— Work task —
Write each entry down again precisely, skipping nothing.

Content starts
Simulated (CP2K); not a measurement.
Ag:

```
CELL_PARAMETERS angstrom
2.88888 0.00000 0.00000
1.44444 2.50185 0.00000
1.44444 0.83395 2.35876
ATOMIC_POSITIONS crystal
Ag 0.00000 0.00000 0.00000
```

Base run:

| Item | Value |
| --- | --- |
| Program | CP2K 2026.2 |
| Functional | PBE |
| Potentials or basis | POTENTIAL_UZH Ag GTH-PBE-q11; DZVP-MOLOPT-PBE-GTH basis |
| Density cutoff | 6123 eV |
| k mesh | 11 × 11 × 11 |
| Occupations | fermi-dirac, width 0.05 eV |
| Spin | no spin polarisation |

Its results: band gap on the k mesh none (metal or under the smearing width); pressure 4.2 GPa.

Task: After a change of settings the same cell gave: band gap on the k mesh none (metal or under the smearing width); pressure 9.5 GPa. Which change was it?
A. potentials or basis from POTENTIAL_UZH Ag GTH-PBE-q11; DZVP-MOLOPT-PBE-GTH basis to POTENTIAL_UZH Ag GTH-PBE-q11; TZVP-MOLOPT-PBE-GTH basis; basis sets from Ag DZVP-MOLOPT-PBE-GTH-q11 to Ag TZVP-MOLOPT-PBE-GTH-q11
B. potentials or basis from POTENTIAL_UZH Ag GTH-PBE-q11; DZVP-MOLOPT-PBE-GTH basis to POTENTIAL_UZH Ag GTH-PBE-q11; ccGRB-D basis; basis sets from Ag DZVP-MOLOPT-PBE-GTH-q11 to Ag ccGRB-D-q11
Content ends

— Exercise result —
Simulated (CP2K); not a measurement.
Ag:

```
CELL_PARAMETERS angstrom
2.88888 0.00000 0.00000
1.44444 2.50185 0.00000
1.44444 0.83395 2.35876
ATOMIC_POSITIONS crystal
Ag 0.00000 0.00000 0.00000
```

Base run:

| Item | Value |
| --- | --- |
| Program | CP2K 2026.2 |
| Functional | PBE |
| Potentials or basis | POTENTIAL_UZH Ag GTH-PBE-q11; DZVP-MOLOPT-PBE-GTH basis |
| Density cutoff | 6123 eV |
| k mesh | 11 × 11 × 11 |
| Occupations | fermi-dirac, width 0.05 eV |
| Spin | no spin polarisation |

Its results: band gap on the k mesh none (metal or under the smearing width); pressure 4.2 GPa.

Task: After a change of settings the same cell gave: band gap on the k mesh none (metal or under the smearing width); pressure 9.5 GPa. Which change was it?
A. potentials or basis from POTENTIAL_UZH Ag GTH-PBE-q11; DZVP-MOLOPT-PBE-GTH basis to POTENTIAL_UZH Ag GTH-PBE-q11; TZVP-MOLOPT-PBE-GTH basis; basis sets from Ag DZVP-MOLOPT-PBE-GTH-q11 to Ag TZVP-MOLOPT-PBE-GTH-q11
B. potentials or basis from POTENTIAL_UZH Ag GTH-PBE-q11; DZVP-MOLOPT-PBE-GTH basis to POTENTIAL_UZH Ag GTH-PBE-q11; ccGRB-D basis; basis sets from Ag DZVP-MOLOPT-PBE-GTH-q11 to Ag ccGRB-D-q11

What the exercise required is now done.